> [Work item]
In exact form, set down only those lines of the material that run from its first line to the line with "Gas-phase reaction: SiF₄.NH₃", inclusive.

━━━━━━━━━━━━━━━━

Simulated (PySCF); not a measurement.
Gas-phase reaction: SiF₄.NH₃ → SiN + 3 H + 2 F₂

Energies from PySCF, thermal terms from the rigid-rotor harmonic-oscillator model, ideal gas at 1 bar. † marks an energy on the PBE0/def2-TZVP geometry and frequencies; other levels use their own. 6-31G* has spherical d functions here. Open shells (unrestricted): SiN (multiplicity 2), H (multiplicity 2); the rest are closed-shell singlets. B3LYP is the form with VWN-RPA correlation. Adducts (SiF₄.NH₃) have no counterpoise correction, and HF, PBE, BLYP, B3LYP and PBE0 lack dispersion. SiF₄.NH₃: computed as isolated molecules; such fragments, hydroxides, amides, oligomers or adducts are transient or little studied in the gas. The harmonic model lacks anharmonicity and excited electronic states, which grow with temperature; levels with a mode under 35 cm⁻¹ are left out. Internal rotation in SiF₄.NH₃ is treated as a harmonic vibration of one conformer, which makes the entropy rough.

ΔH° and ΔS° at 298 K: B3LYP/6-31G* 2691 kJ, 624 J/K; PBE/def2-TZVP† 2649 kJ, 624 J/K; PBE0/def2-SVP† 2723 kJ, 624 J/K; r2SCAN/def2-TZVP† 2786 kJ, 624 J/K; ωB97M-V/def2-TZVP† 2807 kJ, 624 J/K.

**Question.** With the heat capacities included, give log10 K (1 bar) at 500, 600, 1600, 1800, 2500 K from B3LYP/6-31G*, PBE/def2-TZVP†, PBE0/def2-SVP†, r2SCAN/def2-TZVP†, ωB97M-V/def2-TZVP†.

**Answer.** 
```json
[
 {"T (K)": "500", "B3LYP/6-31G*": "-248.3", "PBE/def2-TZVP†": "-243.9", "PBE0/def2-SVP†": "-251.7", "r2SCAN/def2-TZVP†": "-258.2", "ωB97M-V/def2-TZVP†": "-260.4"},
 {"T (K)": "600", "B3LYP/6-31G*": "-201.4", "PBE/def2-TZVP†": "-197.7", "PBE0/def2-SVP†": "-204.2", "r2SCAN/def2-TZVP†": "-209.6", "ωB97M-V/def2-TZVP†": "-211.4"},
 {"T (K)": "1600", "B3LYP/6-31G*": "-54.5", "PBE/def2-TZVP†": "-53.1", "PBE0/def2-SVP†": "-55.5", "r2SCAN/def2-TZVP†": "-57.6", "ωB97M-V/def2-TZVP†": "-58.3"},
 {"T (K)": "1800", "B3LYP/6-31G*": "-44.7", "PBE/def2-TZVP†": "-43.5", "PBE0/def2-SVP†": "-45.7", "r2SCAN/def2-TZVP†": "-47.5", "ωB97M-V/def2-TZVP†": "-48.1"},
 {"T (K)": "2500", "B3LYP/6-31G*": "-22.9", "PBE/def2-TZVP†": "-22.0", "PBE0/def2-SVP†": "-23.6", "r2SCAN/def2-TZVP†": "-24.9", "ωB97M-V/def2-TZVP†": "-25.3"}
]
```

━━━━━━━━━━━━━━━━

> [Exercise output]
Simulated (PySCF); not a measurement.
Gas-phase reaction: SiF₄.NH₃ → SiN + 3 H + 2 F₂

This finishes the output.